**Exercise**
Here is a block of entries. Write out its lines exactly, from the first through the one containing "Question: Name the element and its charge.".

**Source data**
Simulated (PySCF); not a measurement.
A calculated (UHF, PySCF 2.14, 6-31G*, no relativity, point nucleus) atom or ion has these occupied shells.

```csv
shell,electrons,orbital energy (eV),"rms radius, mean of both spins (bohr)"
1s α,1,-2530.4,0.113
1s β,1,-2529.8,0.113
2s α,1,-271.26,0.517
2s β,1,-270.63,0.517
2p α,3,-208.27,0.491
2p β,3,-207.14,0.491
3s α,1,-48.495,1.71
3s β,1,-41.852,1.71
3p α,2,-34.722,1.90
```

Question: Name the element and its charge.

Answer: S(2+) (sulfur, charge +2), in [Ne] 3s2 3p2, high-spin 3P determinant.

**Exercise solution**
Simulated (PySCF); not a measurement.
A calculated (UHF, PySCF 2.14, 6-31G*, no relativity, point nucleus) atom or ion has these occupied shells.

```csv
shell,electrons,orbital energy (eV),"rms radius, mean of both spins (bohr)"
1s α,1,-2530.4,0.113
1s β,1,-2529.8,0.113
2s α,1,-271.26,0.517
2s β,1,-270.63,0.517
2p α,3,-208.27,0.491
2p β,3,-207.14,0.491
3s α,1,-48.495,1.71
3s β,1,-41.852,1.71
3p α,2,-34.722,1.90
```

Question: Name the element and its charge.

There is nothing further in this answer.